Work request:
Nothing should be output except the lines from the top of the material below through the line that contains "Levels at points", each exactly as written.

Information supplied:
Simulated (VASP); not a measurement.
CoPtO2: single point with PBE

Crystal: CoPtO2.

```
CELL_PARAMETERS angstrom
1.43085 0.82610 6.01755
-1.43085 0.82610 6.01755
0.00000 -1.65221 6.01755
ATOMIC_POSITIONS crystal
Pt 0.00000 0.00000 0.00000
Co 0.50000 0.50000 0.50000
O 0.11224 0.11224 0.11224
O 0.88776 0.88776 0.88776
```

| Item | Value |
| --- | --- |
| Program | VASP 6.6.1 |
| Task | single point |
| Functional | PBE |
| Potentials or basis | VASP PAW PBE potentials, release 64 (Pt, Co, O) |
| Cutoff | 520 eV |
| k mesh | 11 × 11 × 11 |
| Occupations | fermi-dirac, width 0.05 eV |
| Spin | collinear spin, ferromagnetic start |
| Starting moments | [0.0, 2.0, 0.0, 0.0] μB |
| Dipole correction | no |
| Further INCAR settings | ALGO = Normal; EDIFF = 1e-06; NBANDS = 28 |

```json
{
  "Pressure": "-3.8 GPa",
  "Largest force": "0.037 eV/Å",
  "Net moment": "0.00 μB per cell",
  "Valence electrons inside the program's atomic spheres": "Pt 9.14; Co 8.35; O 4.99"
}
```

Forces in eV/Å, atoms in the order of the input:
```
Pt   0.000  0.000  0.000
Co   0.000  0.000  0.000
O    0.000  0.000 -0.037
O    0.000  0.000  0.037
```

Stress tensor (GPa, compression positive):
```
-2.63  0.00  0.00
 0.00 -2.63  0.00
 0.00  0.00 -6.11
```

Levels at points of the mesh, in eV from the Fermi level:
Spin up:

Exercise solution:
Simulated (VASP); not a measurement.
CoPtO2: single point with PBE

Crystal: CoPtO2.

```
CELL_PARAMETERS angstrom
1.43085 0.82610 6.01755
-1.43085 0.82610 6.01755
0.00000 -1.65221 6.01755
ATOMIC_POSITIONS crystal
Pt 0.00000 0.00000 0.00000
Co 0.50000 0.50000 0.50000
O 0.11224 0.11224 0.11224
O 0.88776 0.88776 0.88776
```

| Item | Value |
| --- | --- |
| Program | VASP 6.6.1 |
| Task | single point |
| Functional | PBE |
| Potentials or basis | VASP PAW PBE potentials, release 64 (Pt, Co, O) |
| Cutoff | 520 eV |
| k mesh | 11 × 11 × 11 |
| Occupations | fermi-dirac, width 0.05 eV |
| Spin | collinear spin, ferromagnetic start |
| Starting moments | [0.0, 2.0, 0.0, 0.0] μB |
| Dipole correction | no |
| Further INCAR settings | ALGO = Normal; EDIFF = 1e-06; NBANDS = 28 |

```json
{
  "Pressure": "-3.8 GPa",
  "Largest force": "0.037 eV/Å",
  "Net moment": "0.00 μB per cell",
  "Valence electrons inside the program's atomic spheres": "Pt 9.14; Co 8.35; O 4.99"
}
```

Forces in eV/Å, atoms in the order of the input:
```
Pt   0.000  0.000  0.000
Co   0.000  0.000  0.000
O    0.000  0.000 -0.037
O    0.000  0.000  0.037
```

Stress tensor (GPa, compression positive):
```
-2.63  0.00  0.00
 0.00 -2.63  0.00
 0.00  0.00 -6.11
```

Levels at points of the mesh, in eV from the Fermi level:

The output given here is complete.